### Required action
Only the lines from the beginning of the data below through the line that contains "The numbers are" should be repeated, exactly as written.

>>>

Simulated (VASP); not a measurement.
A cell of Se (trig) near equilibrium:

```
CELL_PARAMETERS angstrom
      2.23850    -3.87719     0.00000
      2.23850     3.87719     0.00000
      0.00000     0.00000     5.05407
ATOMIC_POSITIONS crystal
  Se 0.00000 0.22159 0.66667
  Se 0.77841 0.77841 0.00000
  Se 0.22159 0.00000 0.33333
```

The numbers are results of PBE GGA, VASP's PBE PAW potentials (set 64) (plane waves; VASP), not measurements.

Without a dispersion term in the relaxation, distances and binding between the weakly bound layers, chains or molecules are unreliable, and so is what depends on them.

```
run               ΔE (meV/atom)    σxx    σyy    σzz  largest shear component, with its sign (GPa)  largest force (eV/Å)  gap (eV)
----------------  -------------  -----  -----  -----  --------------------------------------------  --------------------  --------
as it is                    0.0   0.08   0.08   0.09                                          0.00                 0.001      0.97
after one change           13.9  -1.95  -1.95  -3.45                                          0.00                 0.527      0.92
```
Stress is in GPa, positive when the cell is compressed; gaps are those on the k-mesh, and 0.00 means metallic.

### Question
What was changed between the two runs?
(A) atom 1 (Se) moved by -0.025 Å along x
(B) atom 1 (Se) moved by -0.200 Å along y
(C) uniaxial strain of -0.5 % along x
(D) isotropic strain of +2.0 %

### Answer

<<<

### Exercise output
Simulated (VASP); not a measurement.
A cell of Se (trig) near equilibrium:

```
CELL_PARAMETERS angstrom
      2.23850    -3.87719     0.00000
      2.23850     3.87719     0.00000
      0.00000     0.00000     5.05407
ATOMIC_POSITIONS crystal
  Se 0.00000 0.22159 0.66667
  Se 0.77841 0.77841 0.00000
  Se 0.22159 0.00000 0.33333
```

The numbers are results of PBE GGA, VASP's PBE PAW potentials (set 64) (plane waves; VASP), not measurements.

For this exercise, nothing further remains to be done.